- Data section:

^^^^^^^^

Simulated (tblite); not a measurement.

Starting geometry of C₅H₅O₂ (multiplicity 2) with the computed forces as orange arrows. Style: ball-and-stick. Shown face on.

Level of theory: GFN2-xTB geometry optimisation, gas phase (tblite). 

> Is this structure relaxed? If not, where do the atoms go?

^^^^^^^^

- Activity: Please give back all of the records exactly as written.

- Problem solution:
Simulated (tblite); not a measurement.

Starting geometry of C₅H₅O₂ (multiplicity 2) with the computed forces as orange arrows. Style: ball-and-stick. Shown face on.

Level of theory: GFN2-xTB geometry optimisation, gas phase (tblite). 

> Is this structure relaxed? If not, where do the atoms go?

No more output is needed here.